### Excerpted data:
=====

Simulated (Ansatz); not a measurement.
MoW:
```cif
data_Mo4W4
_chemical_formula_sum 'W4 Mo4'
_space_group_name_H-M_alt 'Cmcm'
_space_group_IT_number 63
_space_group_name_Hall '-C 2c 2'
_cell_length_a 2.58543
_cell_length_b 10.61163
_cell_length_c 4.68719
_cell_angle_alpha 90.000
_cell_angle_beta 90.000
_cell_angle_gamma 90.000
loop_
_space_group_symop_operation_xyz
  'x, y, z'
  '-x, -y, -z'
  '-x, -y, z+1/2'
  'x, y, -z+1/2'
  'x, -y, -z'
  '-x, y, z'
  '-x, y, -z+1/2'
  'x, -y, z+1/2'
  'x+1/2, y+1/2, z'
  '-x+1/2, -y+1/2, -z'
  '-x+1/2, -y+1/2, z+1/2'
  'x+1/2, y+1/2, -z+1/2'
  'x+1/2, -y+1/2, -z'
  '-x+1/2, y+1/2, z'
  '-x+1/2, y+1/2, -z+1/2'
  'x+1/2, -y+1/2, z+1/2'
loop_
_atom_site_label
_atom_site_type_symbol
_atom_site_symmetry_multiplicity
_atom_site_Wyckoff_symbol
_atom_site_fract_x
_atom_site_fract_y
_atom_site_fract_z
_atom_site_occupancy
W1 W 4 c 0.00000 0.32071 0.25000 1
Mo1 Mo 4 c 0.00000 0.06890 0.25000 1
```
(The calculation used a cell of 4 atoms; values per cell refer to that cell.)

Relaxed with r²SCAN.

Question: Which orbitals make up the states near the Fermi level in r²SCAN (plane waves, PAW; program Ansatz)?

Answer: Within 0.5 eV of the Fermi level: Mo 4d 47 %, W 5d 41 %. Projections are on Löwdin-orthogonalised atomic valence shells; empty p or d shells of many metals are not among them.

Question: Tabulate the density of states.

=====

### Work request:
Of the entries listed above, reproduce only the lines starting at the line containing "Relaxed with r²SCAN." and ending at the line containing "Answer: Within 0.5". Include both, exactly as they stand.

### Expected answer:
Relaxed with r²SCAN.

Question: Which orbitals make up the states near the Fermi level in r²SCAN (plane waves, PAW; program Ansatz)?

Answer: Within 0.5 eV of the Fermi level: Mo 4d 47 %, W 5d 41 %. Projections are on Löwdin-orthogonalised atomic valence shells; empty p or d shells of many metals are not among them.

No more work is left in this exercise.